## Source material
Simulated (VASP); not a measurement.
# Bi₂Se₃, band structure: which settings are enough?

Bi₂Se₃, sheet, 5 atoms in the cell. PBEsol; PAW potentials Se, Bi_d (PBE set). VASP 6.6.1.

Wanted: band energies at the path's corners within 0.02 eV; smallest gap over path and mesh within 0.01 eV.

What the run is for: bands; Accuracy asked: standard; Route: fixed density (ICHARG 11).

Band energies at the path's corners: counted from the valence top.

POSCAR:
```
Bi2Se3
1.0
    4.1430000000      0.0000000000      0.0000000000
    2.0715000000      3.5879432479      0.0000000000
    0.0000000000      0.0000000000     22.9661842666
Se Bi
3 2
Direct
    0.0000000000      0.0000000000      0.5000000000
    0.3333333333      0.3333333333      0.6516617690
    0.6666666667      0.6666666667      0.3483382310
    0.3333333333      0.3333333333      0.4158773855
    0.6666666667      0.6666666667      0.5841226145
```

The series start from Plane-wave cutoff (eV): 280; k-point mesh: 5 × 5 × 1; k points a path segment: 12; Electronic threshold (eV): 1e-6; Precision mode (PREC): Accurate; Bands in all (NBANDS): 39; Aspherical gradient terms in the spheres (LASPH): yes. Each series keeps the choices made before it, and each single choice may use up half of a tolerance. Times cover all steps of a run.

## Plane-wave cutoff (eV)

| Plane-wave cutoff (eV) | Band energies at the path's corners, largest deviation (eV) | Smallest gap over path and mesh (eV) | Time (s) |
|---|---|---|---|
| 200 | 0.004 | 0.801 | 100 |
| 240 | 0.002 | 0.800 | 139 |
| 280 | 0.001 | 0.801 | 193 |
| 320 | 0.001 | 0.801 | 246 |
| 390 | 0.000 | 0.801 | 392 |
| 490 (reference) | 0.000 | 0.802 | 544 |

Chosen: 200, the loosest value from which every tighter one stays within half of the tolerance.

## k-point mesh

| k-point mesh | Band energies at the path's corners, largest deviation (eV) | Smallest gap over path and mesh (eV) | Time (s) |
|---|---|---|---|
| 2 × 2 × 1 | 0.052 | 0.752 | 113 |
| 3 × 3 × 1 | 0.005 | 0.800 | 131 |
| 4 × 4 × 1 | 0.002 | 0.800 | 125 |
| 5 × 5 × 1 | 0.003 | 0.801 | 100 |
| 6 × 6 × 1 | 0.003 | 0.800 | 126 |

## Exercise
Find where the line with "0.004 | 0.801 | 100 |" sits in the material above, then copy exactly from it through the line with "## k-point mesh". Add no other line.

## Written response
| 200 | 0.004 | 0.801 | 100 |
| 240 | 0.002 | 0.800 | 139 |
| 280 | 0.001 | 0.801 | 193 |
| 320 | 0.001 | 0.801 | 246 |
| 390 | 0.000 | 0.801 | 392 |
| 490 (reference) | 0.000 | 0.802 | 544 |

Chosen: 200, the loosest value from which every tighter one stays within half of the tolerance.

## k-point mesh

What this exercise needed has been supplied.